### Work request
Transcribe the full listing word for word, leaving nothing out.

### Source information
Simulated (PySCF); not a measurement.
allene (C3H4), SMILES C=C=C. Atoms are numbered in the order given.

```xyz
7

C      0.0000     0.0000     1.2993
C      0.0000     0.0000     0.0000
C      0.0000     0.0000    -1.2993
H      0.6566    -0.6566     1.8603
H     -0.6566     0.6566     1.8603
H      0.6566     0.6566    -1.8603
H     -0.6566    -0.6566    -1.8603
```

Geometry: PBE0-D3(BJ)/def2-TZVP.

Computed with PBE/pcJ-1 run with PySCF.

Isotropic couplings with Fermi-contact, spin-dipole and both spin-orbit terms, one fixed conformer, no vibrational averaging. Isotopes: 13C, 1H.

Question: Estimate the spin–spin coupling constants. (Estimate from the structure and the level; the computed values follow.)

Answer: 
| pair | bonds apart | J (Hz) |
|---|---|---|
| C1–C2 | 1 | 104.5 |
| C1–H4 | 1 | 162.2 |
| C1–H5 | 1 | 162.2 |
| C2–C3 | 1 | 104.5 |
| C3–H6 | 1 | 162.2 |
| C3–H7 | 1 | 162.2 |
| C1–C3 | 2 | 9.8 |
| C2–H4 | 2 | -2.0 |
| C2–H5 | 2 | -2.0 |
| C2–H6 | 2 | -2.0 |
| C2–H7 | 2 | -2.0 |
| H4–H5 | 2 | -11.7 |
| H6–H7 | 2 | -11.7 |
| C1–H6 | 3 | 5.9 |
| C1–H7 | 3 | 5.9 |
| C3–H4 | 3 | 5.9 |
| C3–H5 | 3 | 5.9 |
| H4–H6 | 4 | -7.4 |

### Task result
Simulated (PySCF); not a measurement.
allene (C3H4), SMILES C=C=C. Atoms are numbered in the order given.

```xyz
7

C      0.0000     0.0000     1.2993
C      0.0000     0.0000     0.0000
C      0.0000     0.0000    -1.2993
H      0.6566    -0.6566     1.8603
H     -0.6566     0.6566     1.8603
H      0.6566     0.6566    -1.8603
H     -0.6566    -0.6566    -1.8603
```

Geometry: PBE0-D3(BJ)/def2-TZVP.

Computed with PBE/pcJ-1 run with PySCF.

Isotropic couplings with Fermi-contact, spin-dipole and both spin-orbit terms, one fixed conformer, no vibrational averaging. Isotopes: 13C, 1H.

Question: Estimate the spin–spin coupling constants. (Estimate from the structure and the level; the computed values follow.)

Answer: 
| pair | bonds apart | J (Hz) |
|---|---|---|
| C1–C2 | 1 | 104.5 |
| C1–H4 | 1 | 162.2 |
| C1–H5 | 1 | 162.2 |
| C2–C3 | 1 | 104.5 |
| C3–H6 | 1 | 162.2 |
| C3–H7 | 1 | 162.2 |
| C1–C3 | 2 | 9.8 |
| C2–H4 | 2 | -2.0 |
| C2–H5 | 2 | -2.0 |
| C2–H6 | 2 | -2.0 |
| C2–H7 | 2 | -2.0 |
| H4–H5 | 2 | -11.7 |
| H6–H7 | 2 | -11.7 |
| C1–H6 | 3 | 5.9 |
| C1–H7 | 3 | 5.9 |
| C3–H4 | 3 | 5.9 |
| C3–H5 | 3 | 5.9 |
| H4–H6 | 4 | -7.4 |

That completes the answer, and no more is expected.